-- Opening Marker --
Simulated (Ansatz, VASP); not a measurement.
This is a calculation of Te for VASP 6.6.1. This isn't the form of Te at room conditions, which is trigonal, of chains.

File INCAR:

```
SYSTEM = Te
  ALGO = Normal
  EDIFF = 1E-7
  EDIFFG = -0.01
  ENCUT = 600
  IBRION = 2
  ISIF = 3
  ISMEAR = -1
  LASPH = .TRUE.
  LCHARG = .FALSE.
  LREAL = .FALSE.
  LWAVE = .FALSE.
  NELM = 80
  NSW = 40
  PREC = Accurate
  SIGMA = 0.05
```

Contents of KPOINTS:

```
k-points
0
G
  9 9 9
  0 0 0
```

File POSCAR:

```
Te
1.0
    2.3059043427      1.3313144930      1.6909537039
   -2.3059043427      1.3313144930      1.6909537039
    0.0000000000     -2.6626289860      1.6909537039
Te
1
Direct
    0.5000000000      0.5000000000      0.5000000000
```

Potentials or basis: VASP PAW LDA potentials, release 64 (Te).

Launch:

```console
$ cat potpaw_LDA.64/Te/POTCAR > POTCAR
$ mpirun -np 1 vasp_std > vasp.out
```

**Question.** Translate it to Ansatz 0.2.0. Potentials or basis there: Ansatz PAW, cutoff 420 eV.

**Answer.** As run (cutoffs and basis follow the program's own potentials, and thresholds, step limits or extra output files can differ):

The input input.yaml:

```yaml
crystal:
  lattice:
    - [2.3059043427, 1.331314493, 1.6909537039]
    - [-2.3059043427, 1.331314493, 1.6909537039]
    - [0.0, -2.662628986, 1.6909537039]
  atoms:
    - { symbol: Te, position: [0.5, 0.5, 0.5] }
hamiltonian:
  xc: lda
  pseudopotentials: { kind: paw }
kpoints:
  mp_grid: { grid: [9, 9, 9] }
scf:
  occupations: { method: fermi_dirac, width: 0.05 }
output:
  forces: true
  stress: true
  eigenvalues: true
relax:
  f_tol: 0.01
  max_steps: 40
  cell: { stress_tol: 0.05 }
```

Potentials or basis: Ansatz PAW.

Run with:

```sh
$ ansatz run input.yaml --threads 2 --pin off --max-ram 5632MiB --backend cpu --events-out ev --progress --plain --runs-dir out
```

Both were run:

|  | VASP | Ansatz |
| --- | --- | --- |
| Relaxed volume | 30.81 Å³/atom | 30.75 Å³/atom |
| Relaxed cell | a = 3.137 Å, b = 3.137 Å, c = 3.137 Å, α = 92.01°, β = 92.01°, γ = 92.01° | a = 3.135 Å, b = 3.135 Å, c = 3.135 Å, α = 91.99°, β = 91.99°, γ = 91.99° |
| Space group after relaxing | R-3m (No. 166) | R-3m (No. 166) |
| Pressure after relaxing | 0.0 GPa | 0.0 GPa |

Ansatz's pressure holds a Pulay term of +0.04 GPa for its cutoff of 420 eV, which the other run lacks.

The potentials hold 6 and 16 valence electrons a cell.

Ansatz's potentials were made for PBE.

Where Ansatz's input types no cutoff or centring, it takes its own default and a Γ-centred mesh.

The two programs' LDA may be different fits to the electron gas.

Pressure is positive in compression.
-- Closing Marker --

In the entries above, the lines between the one holding "30.75 Å³/atom |" and the one holding "The two programs'", inclusive, are to be printed exactly as written, and those alone.

| Relaxed volume | 30.81 Å³/atom | 30.75 Å³/atom |
| Relaxed cell | a = 3.137 Å, b = 3.137 Å, c = 3.137 Å, α = 92.01°, β = 92.01°, γ = 92.01° | a = 3.135 Å, b = 3.135 Å, c = 3.135 Å, α = 91.99°, β = 91.99°, γ = 91.99° |
| Space group after relaxing | R-3m (No. 166) | R-3m (No. 166) |
| Pressure after relaxing | 0.0 GPa | 0.0 GPa |

Ansatz's pressure holds a Pulay term of +0.04 GPa for its cutoff of 420 eV, which the other run lacks.

The potentials hold 6 and 16 valence electrons a cell.

Ansatz's potentials were made for PBE.

Where Ansatz's input types no cutoff or centring, it takes its own default and a Γ-centred mesh.

The two programs' LDA may be different fits to the electron gas.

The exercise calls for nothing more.